* * * * *

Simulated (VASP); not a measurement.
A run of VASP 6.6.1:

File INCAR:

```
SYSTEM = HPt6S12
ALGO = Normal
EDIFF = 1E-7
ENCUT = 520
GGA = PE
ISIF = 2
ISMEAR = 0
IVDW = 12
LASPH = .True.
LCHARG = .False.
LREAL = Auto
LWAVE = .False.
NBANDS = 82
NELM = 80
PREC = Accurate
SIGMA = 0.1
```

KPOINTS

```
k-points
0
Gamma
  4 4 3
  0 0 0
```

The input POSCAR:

* * * * *

Assignment — Each record should come back exactly as written.

Written reply —
Simulated (VASP); not a measurement.
A run of VASP 6.6.1:

File INCAR:

```
SYSTEM = HPt6S12
ALGO = Normal
EDIFF = 1E-7
ENCUT = 520
GGA = PE
ISIF = 2
ISMEAR = 0
IVDW = 12
LASPH = .True.
LCHARG = .False.
LREAL = Auto
LWAVE = .False.
NBANDS = 82
NELM = 80
PREC = Accurate
SIGMA = 0.1
```

KPOINTS

```
k-points
0
Gamma
  4 4 3
  0 0 0
```

The input POSCAR:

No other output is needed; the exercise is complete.